Start of Data excerpts

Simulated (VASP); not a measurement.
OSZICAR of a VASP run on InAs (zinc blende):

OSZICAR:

End of Data excerpts

Every record needs to be written out again, exactly as it was given.

Simulated (VASP); not a measurement.
OSZICAR of a VASP run on InAs (zinc blende):

OSZICAR:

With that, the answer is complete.